Material provided:
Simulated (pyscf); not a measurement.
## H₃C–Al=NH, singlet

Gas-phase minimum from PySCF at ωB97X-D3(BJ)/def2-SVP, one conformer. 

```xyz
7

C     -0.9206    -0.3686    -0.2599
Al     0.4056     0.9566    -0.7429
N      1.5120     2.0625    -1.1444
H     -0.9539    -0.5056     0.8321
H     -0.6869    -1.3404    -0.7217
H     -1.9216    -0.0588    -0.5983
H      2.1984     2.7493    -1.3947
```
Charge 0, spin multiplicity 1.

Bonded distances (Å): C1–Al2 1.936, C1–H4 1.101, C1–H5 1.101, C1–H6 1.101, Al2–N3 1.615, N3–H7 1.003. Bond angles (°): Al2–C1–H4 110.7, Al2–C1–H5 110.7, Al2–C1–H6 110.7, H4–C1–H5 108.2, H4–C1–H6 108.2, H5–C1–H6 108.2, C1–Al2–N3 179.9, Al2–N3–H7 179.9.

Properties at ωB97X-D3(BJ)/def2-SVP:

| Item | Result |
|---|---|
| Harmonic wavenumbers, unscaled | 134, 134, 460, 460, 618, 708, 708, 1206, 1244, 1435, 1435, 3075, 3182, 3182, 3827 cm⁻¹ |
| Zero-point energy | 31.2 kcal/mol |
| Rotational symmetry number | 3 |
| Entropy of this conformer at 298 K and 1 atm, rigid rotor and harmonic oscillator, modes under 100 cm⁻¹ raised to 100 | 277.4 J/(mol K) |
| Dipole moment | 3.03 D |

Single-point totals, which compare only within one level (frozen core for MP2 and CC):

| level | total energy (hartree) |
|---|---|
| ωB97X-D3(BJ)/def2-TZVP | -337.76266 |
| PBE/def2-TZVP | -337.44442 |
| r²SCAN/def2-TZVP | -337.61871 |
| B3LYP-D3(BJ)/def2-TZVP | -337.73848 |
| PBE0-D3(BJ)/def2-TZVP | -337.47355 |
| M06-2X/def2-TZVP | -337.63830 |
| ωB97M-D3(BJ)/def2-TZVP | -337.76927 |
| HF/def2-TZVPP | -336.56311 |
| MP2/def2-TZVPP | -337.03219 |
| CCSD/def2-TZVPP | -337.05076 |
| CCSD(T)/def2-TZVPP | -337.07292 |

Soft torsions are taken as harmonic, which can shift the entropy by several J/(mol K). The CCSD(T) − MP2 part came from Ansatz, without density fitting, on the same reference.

Assigned task: Write the opening line of the data above and every line after it, exactly, stopping once you have written the line with "PBE/def2-TZVP | -337.44442 |".

Answer section:
Simulated (pyscf); not a measurement.
## H₃C–Al=NH, singlet

Gas-phase minimum from PySCF at ωB97X-D3(BJ)/def2-SVP, one conformer. 

```xyz
7

C     -0.9206    -0.3686    -0.2599
Al     0.4056     0.9566    -0.7429
N      1.5120     2.0625    -1.1444
H     -0.9539    -0.5056     0.8321
H     -0.6869    -1.3404    -0.7217
H     -1.9216    -0.0588    -0.5983
H      2.1984     2.7493    -1.3947
```
Charge 0, spin multiplicity 1.

Bonded distances (Å): C1–Al2 1.936, C1–H4 1.101, C1–H5 1.101, C1–H6 1.101, Al2–N3 1.615, N3–H7 1.003. Bond angles (°): Al2–C1–H4 110.7, Al2–C1–H5 110.7, Al2–C1–H6 110.7, H4–C1–H5 108.2, H4–C1–H6 108.2, H5–C1–H6 108.2, C1–Al2–N3 179.9, Al2–N3–H7 179.9.

Properties at ωB97X-D3(BJ)/def2-SVP:

| Item | Result |
|---|---|
| Harmonic wavenumbers, unscaled | 134, 134, 460, 460, 618, 708, 708, 1206, 1244, 1435, 1435, 3075, 3182, 3182, 3827 cm⁻¹ |
| Zero-point energy | 31.2 kcal/mol |
| Rotational symmetry number | 3 |
| Entropy of this conformer at 298 K and 1 atm, rigid rotor and harmonic oscillator, modes under 100 cm⁻¹ raised to 100 | 277.4 J/(mol K) |
| Dipole moment | 3.03 D |

Single-point totals, which compare only within one level (frozen core for MP2 and CC):

| level | total energy (hartree) |
|---|---|
| ωB97X-D3(BJ)/def2-TZVP | -337.76266 |
| PBE/def2-TZVP | -337.44442 |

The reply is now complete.